ACTIVITY
Word for word, reproduce every record in the listing below.

DATA LISTING
========================================================================

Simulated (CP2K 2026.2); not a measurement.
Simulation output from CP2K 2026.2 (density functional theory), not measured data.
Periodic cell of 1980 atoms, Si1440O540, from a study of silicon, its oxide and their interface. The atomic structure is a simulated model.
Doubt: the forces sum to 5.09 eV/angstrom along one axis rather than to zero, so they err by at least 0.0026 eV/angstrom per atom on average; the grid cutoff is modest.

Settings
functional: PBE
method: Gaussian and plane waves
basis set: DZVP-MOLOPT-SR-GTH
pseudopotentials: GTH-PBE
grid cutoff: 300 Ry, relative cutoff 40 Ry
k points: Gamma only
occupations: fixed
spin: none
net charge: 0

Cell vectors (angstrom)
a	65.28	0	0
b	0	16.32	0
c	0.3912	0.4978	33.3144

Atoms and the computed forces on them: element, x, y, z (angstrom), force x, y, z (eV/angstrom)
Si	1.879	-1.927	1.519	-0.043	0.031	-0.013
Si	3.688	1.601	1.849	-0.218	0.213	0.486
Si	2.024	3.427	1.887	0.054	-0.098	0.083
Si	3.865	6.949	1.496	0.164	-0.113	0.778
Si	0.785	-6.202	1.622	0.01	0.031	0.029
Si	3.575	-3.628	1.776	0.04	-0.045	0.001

========================================================================

PROBLEM SOLUTION
Simulated (CP2K 2026.2); not a measurement.
Simulation output from CP2K 2026.2 (density functional theory), not measured data.
Periodic cell of 1980 atoms, Si1440O540, from a study of silicon, its oxide and their interface. The atomic structure is a simulated model.
Doubt: the forces sum to 5.09 eV/angstrom along one axis rather than to zero, so they err by at least 0.0026 eV/angstrom per atom on average; the grid cutoff is modest.

Settings
functional: PBE
method: Gaussian and plane waves
basis set: DZVP-MOLOPT-SR-GTH
pseudopotentials: GTH-PBE
grid cutoff: 300 Ry, relative cutoff 40 Ry
k points: Gamma only
occupations: fixed
spin: none
net charge: 0

Cell vectors (angstrom)
a	65.28	0	0
b	0	16.32	0
c	0.3912	0.4978	33.3144

Atoms and the computed forces on them: element, x, y, z (angstrom), force x, y, z (eV/angstrom)
Si	1.879	-1.927	1.519	-0.043	0.031	-0.013
Si	3.688	1.601	1.849	-0.218	0.213	0.486
Si	2.024	3.427	1.887	0.054	-0.098	0.083
Si	3.865	6.949	1.496	0.164	-0.113	0.778
Si	0.785	-6.202	1.622	0.01	0.031	0.029
Si	3.575	-3.628	1.776	0.04	-0.045	0.001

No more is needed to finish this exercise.